- _Task item_:
Print all the records exactly as they stand.

*** Opening of Data extracts ***

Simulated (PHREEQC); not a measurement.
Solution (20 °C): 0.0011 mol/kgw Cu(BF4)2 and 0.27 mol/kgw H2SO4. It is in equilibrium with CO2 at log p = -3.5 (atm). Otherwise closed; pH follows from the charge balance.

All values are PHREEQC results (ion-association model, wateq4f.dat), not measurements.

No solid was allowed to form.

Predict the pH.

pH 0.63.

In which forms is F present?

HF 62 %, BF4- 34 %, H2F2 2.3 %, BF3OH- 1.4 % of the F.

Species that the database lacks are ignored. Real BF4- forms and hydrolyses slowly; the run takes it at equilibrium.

*** Close of Data extracts ***

- _Exercise answer_:
Simulated (PHREEQC); not a measurement.
Solution (20 °C): 0.0011 mol/kgw Cu(BF4)2 and 0.27 mol/kgw H2SO4. It is in equilibrium with CO2 at log p = -3.5 (atm). Otherwise closed; pH follows from the charge balance.

All values are PHREEQC results (ion-association model, wateq4f.dat), not measurements.

No solid was allowed to form.

Predict the pH.

pH 0.63.

In which forms is F present?

HF 62 %, BF4- 34 %, H2F2 2.3 %, BF3OH- 1.4 % of the F.

Species that the database lacks are ignored. Real BF4- forms and hydrolyses slowly; the run takes it at equilibrium.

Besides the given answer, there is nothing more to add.